- Stored data -
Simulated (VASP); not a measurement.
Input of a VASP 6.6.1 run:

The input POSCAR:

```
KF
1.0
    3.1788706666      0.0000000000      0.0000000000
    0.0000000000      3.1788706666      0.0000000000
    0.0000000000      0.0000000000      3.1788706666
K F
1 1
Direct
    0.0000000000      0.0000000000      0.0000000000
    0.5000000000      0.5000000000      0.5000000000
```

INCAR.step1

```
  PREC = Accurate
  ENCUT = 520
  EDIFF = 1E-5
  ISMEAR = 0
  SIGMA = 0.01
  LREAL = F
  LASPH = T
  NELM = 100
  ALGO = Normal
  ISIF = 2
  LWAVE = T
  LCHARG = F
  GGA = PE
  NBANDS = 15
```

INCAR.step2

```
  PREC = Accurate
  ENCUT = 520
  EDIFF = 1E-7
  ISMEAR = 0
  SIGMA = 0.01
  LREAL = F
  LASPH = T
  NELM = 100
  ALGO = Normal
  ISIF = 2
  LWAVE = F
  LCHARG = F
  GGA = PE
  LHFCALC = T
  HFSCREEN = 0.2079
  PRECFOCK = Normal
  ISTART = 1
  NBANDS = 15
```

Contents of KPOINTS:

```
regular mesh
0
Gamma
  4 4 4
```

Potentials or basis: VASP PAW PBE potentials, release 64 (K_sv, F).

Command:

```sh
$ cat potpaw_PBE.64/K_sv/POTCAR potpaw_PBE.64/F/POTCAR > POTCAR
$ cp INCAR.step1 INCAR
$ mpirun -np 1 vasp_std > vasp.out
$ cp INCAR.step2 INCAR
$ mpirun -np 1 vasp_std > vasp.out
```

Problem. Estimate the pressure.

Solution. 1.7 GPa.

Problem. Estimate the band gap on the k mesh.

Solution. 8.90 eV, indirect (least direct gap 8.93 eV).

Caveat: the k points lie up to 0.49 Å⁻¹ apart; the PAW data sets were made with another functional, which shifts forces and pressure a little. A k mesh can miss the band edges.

- Work item -
Exactly as they appear above, output the lines of the data from the first through the one that contains "Solution. 8.90 eV, indirect", and only those lines.

- Worked solution -
Simulated (VASP); not a measurement.
Input of a VASP 6.6.1 run:

The input POSCAR:

```
KF
1.0
    3.1788706666      0.0000000000      0.0000000000
    0.0000000000      3.1788706666      0.0000000000
    0.0000000000      0.0000000000      3.1788706666
K F
1 1
Direct
    0.0000000000      0.0000000000      0.0000000000
    0.5000000000      0.5000000000      0.5000000000
```

INCAR.step1

```
  PREC = Accurate
  ENCUT = 520
  EDIFF = 1E-5
  ISMEAR = 0
  SIGMA = 0.01
  LREAL = F
  LASPH = T
  NELM = 100
  ALGO = Normal
  ISIF = 2
  LWAVE = T
  LCHARG = F
  GGA = PE
  NBANDS = 15
```

INCAR.step2

```
  PREC = Accurate
  ENCUT = 520
  EDIFF = 1E-7
  ISMEAR = 0
  SIGMA = 0.01
  LREAL = F
  LASPH = T
  NELM = 100
  ALGO = Normal
  ISIF = 2
  LWAVE = F
  LCHARG = F
  GGA = PE
  LHFCALC = T
  HFSCREEN = 0.2079
  PRECFOCK = Normal
  ISTART = 1
  NBANDS = 15
```

Contents of KPOINTS:

```
regular mesh
0
Gamma
  4 4 4
```

Potentials or basis: VASP PAW PBE potentials, release 64 (K_sv, F).

Command:

```sh
$ cat potpaw_PBE.64/K_sv/POTCAR potpaw_PBE.64/F/POTCAR > POTCAR
$ cp INCAR.step1 INCAR
$ mpirun -np 1 vasp_std > vasp.out
$ cp INCAR.step2 INCAR
$ mpirun -np 1 vasp_std > vasp.out
```

Problem. Estimate the pressure.

Solution. 1.7 GPa.

Problem. Estimate the band gap on the k mesh.

Solution. 8.90 eV, indirect (least direct gap 8.93 eV).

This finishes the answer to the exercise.